(Exercise) Beginning at the top of the material, repeat each line exactly, and stop once the line with "Alike in both" has been written.

(Entries shown)
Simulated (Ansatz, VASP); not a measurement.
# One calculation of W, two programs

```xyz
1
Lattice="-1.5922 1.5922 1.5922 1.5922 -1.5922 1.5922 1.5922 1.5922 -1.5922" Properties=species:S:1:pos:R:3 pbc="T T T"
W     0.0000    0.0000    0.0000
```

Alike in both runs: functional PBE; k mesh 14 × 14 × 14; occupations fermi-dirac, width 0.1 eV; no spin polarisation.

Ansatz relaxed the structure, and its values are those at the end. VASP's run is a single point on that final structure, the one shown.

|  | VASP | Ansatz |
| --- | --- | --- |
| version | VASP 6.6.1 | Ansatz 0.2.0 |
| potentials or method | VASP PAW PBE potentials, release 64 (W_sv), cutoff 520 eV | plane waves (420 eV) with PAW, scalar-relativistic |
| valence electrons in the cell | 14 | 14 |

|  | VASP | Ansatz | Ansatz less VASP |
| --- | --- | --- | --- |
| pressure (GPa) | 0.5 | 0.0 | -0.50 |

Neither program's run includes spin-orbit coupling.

(Solution)
Simulated (Ansatz, VASP); not a measurement.
# One calculation of W, two programs

```xyz
1
Lattice="-1.5922 1.5922 1.5922 1.5922 -1.5922 1.5922 1.5922 1.5922 -1.5922" Properties=species:S:1:pos:R:3 pbc="T T T"
W     0.0000    0.0000    0.0000
```

Alike in both runs: functional PBE; k mesh 14 × 14 × 14; occupations fermi-dirac, width 0.1 eV; no spin polarisation.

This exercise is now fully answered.